Assigned task: Locate, in the data below, the line that contains "Two geometries of" and the line that contains "the end point?"; reproduce exactly those two lines and every line between them, nothing more.

====================
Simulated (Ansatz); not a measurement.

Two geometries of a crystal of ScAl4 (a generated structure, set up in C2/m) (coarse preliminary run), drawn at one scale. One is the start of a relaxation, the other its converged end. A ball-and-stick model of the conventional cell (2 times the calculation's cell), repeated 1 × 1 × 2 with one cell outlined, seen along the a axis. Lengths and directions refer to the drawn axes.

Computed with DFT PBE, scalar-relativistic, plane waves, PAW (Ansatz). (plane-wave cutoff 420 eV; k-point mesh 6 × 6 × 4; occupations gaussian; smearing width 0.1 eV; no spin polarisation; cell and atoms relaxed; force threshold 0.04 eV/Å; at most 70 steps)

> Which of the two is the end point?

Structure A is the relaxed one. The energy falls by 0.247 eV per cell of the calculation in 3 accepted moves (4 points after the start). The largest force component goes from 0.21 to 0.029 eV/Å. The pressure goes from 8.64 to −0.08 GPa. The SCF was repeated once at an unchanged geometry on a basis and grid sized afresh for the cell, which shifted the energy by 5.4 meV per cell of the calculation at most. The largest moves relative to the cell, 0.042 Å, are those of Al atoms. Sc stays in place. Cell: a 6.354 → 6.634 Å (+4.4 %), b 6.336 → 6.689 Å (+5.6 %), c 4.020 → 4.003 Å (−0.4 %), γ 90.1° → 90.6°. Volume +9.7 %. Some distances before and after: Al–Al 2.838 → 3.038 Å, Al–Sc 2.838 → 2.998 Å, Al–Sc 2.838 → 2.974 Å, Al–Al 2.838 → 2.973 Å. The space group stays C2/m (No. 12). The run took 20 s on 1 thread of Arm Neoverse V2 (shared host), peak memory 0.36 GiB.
====================

Exercise answer:
Two geometries of a crystal of ScAl4 (a generated structure, set up in C2/m) (coarse preliminary run), drawn at one scale. One is the start of a relaxation, the other its converged end. A ball-and-stick model of the conventional cell (2 times the calculation's cell), repeated 1 × 1 × 2 with one cell outlined, seen along the a axis. Lengths and directions refer to the drawn axes.

Computed with DFT PBE, scalar-relativistic, plane waves, PAW (Ansatz). (plane-wave cutoff 420 eV; k-point mesh 6 × 6 × 4; occupations gaussian; smearing width 0.1 eV; no spin polarisation; cell and atoms relaxed; force threshold 0.04 eV/Å; at most 70 steps)

> Which of the two is the end point?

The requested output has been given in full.